_____
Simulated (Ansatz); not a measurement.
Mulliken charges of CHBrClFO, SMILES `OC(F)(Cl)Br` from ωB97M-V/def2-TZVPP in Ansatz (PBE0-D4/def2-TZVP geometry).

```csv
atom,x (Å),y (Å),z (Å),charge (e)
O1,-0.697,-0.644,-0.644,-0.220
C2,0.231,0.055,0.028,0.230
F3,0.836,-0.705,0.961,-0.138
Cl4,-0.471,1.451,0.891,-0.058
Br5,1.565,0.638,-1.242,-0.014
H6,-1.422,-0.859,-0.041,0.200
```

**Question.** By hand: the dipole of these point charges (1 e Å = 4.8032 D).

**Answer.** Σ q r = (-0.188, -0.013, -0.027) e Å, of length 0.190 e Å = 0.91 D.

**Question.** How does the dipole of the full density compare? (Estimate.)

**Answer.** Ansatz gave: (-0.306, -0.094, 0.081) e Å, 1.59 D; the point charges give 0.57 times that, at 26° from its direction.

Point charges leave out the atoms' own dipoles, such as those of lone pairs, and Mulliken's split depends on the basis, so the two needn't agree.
_____

Transcribe, please, every line from the first line of the listing above through the line with "Å = 4.8032 D).". Keep both ends and nothing else.

Simulated (Ansatz); not a measurement.
Mulliken charges of CHBrClFO, SMILES `OC(F)(Cl)Br` from ωB97M-V/def2-TZVPP in Ansatz (PBE0-D4/def2-TZVP geometry).

```csv
atom,x (Å),y (Å),z (Å),charge (e)
O1,-0.697,-0.644,-0.644,-0.220
C2,0.231,0.055,0.028,0.230
F3,0.836,-0.705,0.961,-0.138
Cl4,-0.471,1.451,0.891,-0.058
Br5,1.565,0.638,-1.242,-0.014
H6,-1.422,-0.859,-0.041,0.200
```

**Question.** By hand: the dipole of these point charges (1 e Å = 4.8032 D).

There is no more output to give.